### Recorded data
==============================

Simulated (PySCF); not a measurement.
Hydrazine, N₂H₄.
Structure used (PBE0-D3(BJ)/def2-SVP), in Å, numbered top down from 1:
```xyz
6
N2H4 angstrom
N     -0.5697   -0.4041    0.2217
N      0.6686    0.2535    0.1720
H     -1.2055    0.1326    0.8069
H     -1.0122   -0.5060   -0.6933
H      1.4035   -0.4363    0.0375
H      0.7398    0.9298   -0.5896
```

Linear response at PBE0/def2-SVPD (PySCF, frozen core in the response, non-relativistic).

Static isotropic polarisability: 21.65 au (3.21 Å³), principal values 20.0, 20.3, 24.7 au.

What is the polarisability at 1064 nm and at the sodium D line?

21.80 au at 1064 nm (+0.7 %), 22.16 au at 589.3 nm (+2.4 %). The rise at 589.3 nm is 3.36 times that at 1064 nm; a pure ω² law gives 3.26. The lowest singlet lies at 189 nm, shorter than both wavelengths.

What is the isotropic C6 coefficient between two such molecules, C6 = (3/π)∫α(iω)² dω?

==============================

### Required action
Repeat all of the material above exactly, with no line dropped.

### Expected answer
Simulated (PySCF); not a measurement.
Hydrazine, N₂H₄.
Structure used (PBE0-D3(BJ)/def2-SVP), in Å, numbered top down from 1:
```xyz
6
N2H4 angstrom
N     -0.5697   -0.4041    0.2217
N      0.6686    0.2535    0.1720
H     -1.2055    0.1326    0.8069
H     -1.0122   -0.5060   -0.6933
H      1.4035   -0.4363    0.0375
H      0.7398    0.9298   -0.5896
```

Linear response at PBE0/def2-SVPD (PySCF, frozen core in the response, non-relativistic).

Static isotropic polarisability: 21.65 au (3.21 Å³), principal values 20.0, 20.3, 24.7 au.

What is the polarisability at 1064 nm and at the sodium D line?

21.80 au at 1064 nm (+0.7 %), 22.16 au at 589.3 nm (+2.4 %). The rise at 589.3 nm is 3.36 times that at 1064 nm; a pure ω² law gives 3.26. The lowest singlet lies at 189 nm, shorter than both wavelengths.

What is the isotropic C6 coefficient between two such molecules, C6 = (3/π)∫α(iω)² dω?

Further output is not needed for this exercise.